* ASSIGNMENT: The lines from the top of the records below through the one containing "Basis set: def2-TZVP." are to be transcribed exactly, and nothing else is to be added.

* SUPPLIED MATERIAL:
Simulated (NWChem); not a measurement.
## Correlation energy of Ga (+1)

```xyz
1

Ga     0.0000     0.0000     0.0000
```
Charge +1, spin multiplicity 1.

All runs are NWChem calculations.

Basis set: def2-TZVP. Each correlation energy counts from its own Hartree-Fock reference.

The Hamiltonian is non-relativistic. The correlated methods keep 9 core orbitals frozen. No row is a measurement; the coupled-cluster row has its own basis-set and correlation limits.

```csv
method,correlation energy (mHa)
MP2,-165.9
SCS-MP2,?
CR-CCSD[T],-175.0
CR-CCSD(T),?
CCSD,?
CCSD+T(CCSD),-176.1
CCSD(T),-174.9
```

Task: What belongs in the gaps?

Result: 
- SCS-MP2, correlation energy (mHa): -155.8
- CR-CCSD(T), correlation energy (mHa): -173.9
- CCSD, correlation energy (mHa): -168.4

* WRITTEN ANSWER:
Simulated (NWChem); not a measurement.
## Correlation energy of Ga (+1)

```xyz
1

Ga     0.0000     0.0000     0.0000
```
Charge +1, spin multiplicity 1.

All runs are NWChem calculations.

Basis set: def2-TZVP. Each correlation energy counts from its own Hartree-Fock reference.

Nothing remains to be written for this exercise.